::::
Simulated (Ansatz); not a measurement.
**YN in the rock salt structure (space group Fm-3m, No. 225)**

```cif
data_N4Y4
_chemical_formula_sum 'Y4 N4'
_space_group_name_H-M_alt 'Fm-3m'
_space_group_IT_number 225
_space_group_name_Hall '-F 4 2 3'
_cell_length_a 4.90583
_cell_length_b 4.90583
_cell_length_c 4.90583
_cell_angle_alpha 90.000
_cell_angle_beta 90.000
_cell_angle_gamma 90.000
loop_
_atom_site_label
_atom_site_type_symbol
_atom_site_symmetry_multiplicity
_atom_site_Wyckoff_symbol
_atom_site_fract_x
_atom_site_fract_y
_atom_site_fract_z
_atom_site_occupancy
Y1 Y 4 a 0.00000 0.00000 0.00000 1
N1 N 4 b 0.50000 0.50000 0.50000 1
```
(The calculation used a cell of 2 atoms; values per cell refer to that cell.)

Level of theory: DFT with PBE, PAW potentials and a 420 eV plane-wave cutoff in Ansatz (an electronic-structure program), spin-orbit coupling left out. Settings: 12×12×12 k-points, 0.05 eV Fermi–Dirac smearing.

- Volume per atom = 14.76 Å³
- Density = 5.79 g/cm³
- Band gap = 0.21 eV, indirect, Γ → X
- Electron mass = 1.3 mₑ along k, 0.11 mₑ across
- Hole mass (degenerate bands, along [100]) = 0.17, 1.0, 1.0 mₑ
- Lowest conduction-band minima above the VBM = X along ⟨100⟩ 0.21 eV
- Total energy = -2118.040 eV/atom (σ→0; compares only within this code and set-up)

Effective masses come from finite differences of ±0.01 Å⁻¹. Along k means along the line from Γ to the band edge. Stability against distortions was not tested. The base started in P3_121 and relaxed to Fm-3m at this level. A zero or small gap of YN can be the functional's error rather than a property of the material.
::::

### Work request
Once you reach the line containing "- Total energy", include it and stop; until then, reproduce each line of the listing from its start exactly.

### Answer space
Simulated (Ansatz); not a measurement.
**YN in the rock salt structure (space group Fm-3m, No. 225)**

```cif
data_N4Y4
_chemical_formula_sum 'Y4 N4'
_space_group_name_H-M_alt 'Fm-3m'
_space_group_IT_number 225
_space_group_name_Hall '-F 4 2 3'
_cell_length_a 4.90583
_cell_length_b 4.90583
_cell_length_c 4.90583
_cell_angle_alpha 90.000
_cell_angle_beta 90.000
_cell_angle_gamma 90.000
loop_
_atom_site_label
_atom_site_type_symbol
_atom_site_symmetry_multiplicity
_atom_site_Wyckoff_symbol
_atom_site_fract_x
_atom_site_fract_y
_atom_site_fract_z
_atom_site_occupancy
Y1 Y 4 a 0.00000 0.00000 0.00000 1
N1 N 4 b 0.50000 0.50000 0.50000 1
```
(The calculation used a cell of 2 atoms; values per cell refer to that cell.)

Level of theory: DFT with PBE, PAW potentials and a 420 eV plane-wave cutoff in Ansatz (an electronic-structure program), spin-orbit coupling left out. Settings: 12×12×12 k-points, 0.05 eV Fermi–Dirac smearing.

- Volume per atom = 14.76 Å³
- Density = 5.79 g/cm³
- Band gap = 0.21 eV, indirect, Γ → X
- Electron mass = 1.3 mₑ along k, 0.11 mₑ across
- Hole mass (degenerate bands, along [100]) = 0.17, 1.0, 1.0 mₑ
- Lowest conduction-band minima above the VBM = X along ⟨100⟩ 0.21 eV
- Total energy = -2118.040 eV/atom (σ→0; compares only within this code and set-up)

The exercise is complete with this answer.